* Work item: Could you write out the lines below exactly, beginning with the first and finishing with the one that contains "A: Over 14 steps"?

═════ Provided material ═════

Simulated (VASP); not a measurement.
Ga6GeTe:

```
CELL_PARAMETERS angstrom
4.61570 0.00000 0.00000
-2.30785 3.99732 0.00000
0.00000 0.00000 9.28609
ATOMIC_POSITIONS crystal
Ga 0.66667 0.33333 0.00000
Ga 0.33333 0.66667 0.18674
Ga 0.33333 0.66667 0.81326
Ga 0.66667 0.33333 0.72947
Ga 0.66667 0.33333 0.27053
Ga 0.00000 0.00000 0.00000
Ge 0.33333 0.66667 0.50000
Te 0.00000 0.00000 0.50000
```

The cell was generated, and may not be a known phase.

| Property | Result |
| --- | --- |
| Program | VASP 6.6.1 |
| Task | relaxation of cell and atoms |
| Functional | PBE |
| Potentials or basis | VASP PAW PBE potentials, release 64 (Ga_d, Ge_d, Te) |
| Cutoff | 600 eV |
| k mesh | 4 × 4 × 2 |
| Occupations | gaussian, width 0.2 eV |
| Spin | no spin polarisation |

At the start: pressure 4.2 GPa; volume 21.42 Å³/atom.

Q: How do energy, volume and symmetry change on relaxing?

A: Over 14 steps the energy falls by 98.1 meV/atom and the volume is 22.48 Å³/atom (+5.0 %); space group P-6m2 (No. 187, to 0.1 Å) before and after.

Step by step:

═════

* Written solution:
Simulated (VASP); not a measurement.
Ga6GeTe:

```
CELL_PARAMETERS angstrom
4.61570 0.00000 0.00000
-2.30785 3.99732 0.00000
0.00000 0.00000 9.28609
ATOMIC_POSITIONS crystal
Ga 0.66667 0.33333 0.00000
Ga 0.33333 0.66667 0.18674
Ga 0.33333 0.66667 0.81326
Ga 0.66667 0.33333 0.72947
Ga 0.66667 0.33333 0.27053
Ga 0.00000 0.00000 0.00000
Ge 0.33333 0.66667 0.50000
Te 0.00000 0.00000 0.50000
```

The cell was generated, and may not be a known phase.

| Property | Result |
| --- | --- |
| Program | VASP 6.6.1 |
| Task | relaxation of cell and atoms |
| Functional | PBE |
| Potentials or basis | VASP PAW PBE potentials, release 64 (Ga_d, Ge_d, Te) |
| Cutoff | 600 eV |
| k mesh | 4 × 4 × 2 |
| Occupations | gaussian, width 0.2 eV |
| Spin | no spin polarisation |

At the start: pressure 4.2 GPa; volume 21.42 Å³/atom.

Q: How do energy, volume and symmetry change on relaxing?

A: Over 14 steps the energy falls by 98.1 meV/atom and the volume is 22.48 Å³/atom (+5.0 %); space group P-6m2 (No. 187, to 0.1 Å) before and after.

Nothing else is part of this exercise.